▸ **Records shown**
□ □ □ □
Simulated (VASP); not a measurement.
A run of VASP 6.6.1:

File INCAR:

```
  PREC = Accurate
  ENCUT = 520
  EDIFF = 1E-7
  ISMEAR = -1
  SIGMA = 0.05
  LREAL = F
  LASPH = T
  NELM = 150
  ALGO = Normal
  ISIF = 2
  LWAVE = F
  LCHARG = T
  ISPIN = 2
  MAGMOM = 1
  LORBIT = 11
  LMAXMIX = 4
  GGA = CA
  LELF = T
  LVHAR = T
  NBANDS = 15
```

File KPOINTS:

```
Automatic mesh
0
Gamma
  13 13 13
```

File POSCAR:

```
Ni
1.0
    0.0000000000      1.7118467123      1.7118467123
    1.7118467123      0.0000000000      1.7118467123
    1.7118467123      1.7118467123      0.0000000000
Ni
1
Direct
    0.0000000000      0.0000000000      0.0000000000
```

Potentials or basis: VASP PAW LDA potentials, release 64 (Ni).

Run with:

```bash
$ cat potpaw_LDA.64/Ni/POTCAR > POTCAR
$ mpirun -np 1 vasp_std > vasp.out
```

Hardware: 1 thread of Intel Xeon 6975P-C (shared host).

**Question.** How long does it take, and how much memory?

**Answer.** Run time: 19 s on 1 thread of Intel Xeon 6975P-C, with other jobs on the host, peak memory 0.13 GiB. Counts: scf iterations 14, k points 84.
□ □ □ □

▸ **Assigned task**
Using only the entries above, output the line with "Potentials or basis: VASP", the line with "how much memory?", and all lines between them, exactly as they stand.

▸ **Written solution**
Potentials or basis: VASP PAW LDA potentials, release 64 (Ni).

Run with:

```bash
$ cat potpaw_LDA.64/Ni/POTCAR > POTCAR
$ mpirun -np 1 vasp_std > vasp.out
```

Hardware: 1 thread of Intel Xeon 6975P-C (shared host).

**Question.** How long does it take, and how much memory?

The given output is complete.